* **SUPPLIED DATA**
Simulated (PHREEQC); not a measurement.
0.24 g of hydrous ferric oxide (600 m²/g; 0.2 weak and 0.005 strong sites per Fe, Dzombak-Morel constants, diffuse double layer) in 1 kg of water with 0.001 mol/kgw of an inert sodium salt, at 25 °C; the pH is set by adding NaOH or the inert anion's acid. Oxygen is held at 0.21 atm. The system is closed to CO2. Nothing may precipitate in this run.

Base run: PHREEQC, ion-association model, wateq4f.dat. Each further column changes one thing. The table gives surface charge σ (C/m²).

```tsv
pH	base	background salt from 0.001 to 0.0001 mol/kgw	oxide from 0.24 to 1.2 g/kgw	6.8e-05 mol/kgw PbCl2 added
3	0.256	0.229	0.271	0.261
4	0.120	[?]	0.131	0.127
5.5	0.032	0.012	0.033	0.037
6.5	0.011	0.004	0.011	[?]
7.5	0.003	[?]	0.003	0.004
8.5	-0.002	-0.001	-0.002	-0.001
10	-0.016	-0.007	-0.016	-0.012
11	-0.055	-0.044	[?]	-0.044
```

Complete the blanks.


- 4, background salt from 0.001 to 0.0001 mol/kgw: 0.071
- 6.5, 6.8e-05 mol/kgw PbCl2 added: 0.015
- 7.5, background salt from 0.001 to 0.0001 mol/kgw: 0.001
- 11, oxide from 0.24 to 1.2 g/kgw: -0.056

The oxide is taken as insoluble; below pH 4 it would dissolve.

* **BRIEF**
Each line from the top of the records down to the one with "- 11, oxide from 0.24 to 1.2 g/kgw: -0.056" must be retyped exactly; include both ends and nothing else.

* **WRITTEN SOLUTION**
Simulated (PHREEQC); not a measurement.
0.24 g of hydrous ferric oxide (600 m²/g; 0.2 weak and 0.005 strong sites per Fe, Dzombak-Morel constants, diffuse double layer) in 1 kg of water with 0.001 mol/kgw of an inert sodium salt, at 25 °C; the pH is set by adding NaOH or the inert anion's acid. Oxygen is held at 0.21 atm. The system is closed to CO2. Nothing may precipitate in this run.

Base run: PHREEQC, ion-association model, wateq4f.dat. Each further column changes one thing. The table gives surface charge σ (C/m²).

```tsv
pH	base	background salt from 0.001 to 0.0001 mol/kgw	oxide from 0.24 to 1.2 g/kgw	6.8e-05 mol/kgw PbCl2 added
3	0.256	0.229	0.271	0.261
4	0.120	[?]	0.131	0.127
5.5	0.032	0.012	0.033	0.037
6.5	0.011	0.004	0.011	[?]
7.5	0.003	[?]	0.003	0.004
8.5	-0.002	-0.001	-0.002	-0.001
10	-0.016	-0.007	-0.016	-0.012
11	-0.055	-0.044	[?]	-0.044
```

Complete the blanks.


- 4, background salt from 0.001 to 0.0001 mol/kgw: 0.071
- 6.5, 6.8e-05 mol/kgw PbCl2 added: 0.015
- 7.5, background salt from 0.001 to 0.0001 mol/kgw: 0.001
- 11, oxide from 0.24 to 1.2 g/kgw: -0.056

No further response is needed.